> [ACTIVITY]: When you reach the entries below, transcribe each line word for word.

> [INFORMATION PROVIDED]:
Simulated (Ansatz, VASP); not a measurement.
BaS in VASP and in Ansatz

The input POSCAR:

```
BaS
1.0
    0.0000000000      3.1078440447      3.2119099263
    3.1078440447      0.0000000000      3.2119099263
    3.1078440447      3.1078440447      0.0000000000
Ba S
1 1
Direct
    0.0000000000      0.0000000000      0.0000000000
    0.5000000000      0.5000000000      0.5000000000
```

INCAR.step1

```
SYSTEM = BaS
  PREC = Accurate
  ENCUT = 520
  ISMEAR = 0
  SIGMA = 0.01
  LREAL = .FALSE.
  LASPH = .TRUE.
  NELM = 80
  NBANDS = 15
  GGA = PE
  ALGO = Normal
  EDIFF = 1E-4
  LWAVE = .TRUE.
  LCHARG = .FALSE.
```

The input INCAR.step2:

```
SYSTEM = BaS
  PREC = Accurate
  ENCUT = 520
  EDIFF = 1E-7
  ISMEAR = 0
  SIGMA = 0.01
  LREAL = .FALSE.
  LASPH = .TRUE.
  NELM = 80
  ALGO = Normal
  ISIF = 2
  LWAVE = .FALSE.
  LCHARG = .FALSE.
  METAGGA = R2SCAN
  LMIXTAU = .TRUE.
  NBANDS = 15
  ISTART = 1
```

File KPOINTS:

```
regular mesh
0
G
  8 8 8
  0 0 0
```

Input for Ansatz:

> [RESULT]:
Simulated (Ansatz, VASP); not a measurement.
BaS in VASP and in Ansatz

The input POSCAR:

```
BaS
1.0
    0.0000000000      3.1078440447      3.2119099263
    3.1078440447      0.0000000000      3.2119099263
    3.1078440447      3.1078440447      0.0000000000
Ba S
1 1
Direct
    0.0000000000      0.0000000000      0.0000000000
    0.5000000000      0.5000000000      0.5000000000
```

INCAR.step1

```
SYSTEM = BaS
  PREC = Accurate
  ENCUT = 520
  ISMEAR = 0
  SIGMA = 0.01
  LREAL = .FALSE.
  LASPH = .TRUE.
  NELM = 80
  NBANDS = 15
  GGA = PE
  ALGO = Normal
  EDIFF = 1E-4
  LWAVE = .TRUE.
  LCHARG = .FALSE.
```

The input INCAR.step2:

```
SYSTEM = BaS
  PREC = Accurate
  ENCUT = 520
  EDIFF = 1E-7
  ISMEAR = 0
  SIGMA = 0.01
  LREAL = .FALSE.
  LASPH = .TRUE.
  NELM = 80
  ALGO = Normal
  ISIF = 2
  LWAVE = .FALSE.
  LCHARG = .FALSE.
  METAGGA = R2SCAN
  LMIXTAU = .TRUE.
  NBANDS = 15
  ISTART = 1
```

File KPOINTS:

```
regular mesh
0
G
  8 8 8
  0 0 0
```

Input for Ansatz:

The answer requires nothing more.